## Exercise data
- - -
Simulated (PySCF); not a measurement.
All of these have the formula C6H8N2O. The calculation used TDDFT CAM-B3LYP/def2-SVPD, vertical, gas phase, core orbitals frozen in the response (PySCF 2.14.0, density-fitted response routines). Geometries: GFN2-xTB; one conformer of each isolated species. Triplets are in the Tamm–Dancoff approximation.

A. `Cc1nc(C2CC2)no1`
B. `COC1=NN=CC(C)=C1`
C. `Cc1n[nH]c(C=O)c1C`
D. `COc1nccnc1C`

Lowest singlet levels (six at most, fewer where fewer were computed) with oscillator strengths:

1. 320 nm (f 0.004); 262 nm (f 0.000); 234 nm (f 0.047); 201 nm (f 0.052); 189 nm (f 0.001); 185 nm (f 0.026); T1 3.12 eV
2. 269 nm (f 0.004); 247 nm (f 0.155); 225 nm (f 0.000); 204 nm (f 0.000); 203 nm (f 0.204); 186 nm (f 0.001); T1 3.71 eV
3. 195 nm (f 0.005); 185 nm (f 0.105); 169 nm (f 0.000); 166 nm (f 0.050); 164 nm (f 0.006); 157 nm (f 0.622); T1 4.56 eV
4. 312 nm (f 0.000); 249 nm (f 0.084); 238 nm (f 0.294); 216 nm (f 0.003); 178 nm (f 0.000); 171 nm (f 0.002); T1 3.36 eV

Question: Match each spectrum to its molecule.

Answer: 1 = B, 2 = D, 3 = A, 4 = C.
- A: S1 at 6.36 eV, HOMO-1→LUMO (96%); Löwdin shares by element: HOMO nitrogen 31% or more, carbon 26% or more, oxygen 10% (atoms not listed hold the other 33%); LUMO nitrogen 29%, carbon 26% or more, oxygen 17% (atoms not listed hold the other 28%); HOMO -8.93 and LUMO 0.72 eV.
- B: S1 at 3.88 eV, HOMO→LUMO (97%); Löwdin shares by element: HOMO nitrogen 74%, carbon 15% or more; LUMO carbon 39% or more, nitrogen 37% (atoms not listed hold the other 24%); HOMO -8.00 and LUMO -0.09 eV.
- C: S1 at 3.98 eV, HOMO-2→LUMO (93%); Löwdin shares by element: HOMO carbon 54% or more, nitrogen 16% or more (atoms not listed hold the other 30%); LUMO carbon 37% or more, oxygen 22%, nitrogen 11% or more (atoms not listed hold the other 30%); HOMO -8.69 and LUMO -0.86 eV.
- - -

## Activity
Nothing but the lines from the first line of the listing above through the line holding "- B: S1 at 3.88" should be reproduced, and each must match exactly.

## Exercise result
Simulated (PySCF); not a measurement.
All of these have the formula C6H8N2O. The calculation used TDDFT CAM-B3LYP/def2-SVPD, vertical, gas phase, core orbitals frozen in the response (PySCF 2.14.0, density-fitted response routines). Geometries: GFN2-xTB; one conformer of each isolated species. Triplets are in the Tamm–Dancoff approximation.

A. `Cc1nc(C2CC2)no1`
B. `COC1=NN=CC(C)=C1`
C. `Cc1n[nH]c(C=O)c1C`
D. `COc1nccnc1C`

Lowest singlet levels (six at most, fewer where fewer were computed) with oscillator strengths:

1. 320 nm (f 0.004); 262 nm (f 0.000); 234 nm (f 0.047); 201 nm (f 0.052); 189 nm (f 0.001); 185 nm (f 0.026); T1 3.12 eV
2. 269 nm (f 0.004); 247 nm (f 0.155); 225 nm (f 0.000); 204 nm (f 0.000); 203 nm (f 0.204); 186 nm (f 0.001); T1 3.71 eV
3. 195 nm (f 0.005); 185 nm (f 0.105); 169 nm (f 0.000); 166 nm (f 0.050); 164 nm (f 0.006); 157 nm (f 0.622); T1 4.56 eV
4. 312 nm (f 0.000); 249 nm (f 0.084); 238 nm (f 0.294); 216 nm (f 0.003); 178 nm (f 0.000); 171 nm (f 0.002); T1 3.36 eV

Question: Match each spectrum to its molecule.

Answer: 1 = B, 2 = D, 3 = A, 4 = C.
- A: S1 at 6.36 eV, HOMO-1→LUMO (96%); Löwdin shares by element: HOMO nitrogen 31% or more, carbon 26% or more, oxygen 10% (atoms not listed hold the other 33%); LUMO nitrogen 29%, carbon 26% or more, oxygen 17% (atoms not listed hold the other 28%); HOMO -8.93 and LUMO 0.72 eV.
- B: S1 at 3.88 eV, HOMO→LUMO (97%); Löwdin shares by element: HOMO nitrogen 74%, carbon 15% or more; LUMO carbon 39% or more, nitrogen 37% (atoms not listed hold the other 24%); HOMO -8.00 and LUMO -0.09 eV.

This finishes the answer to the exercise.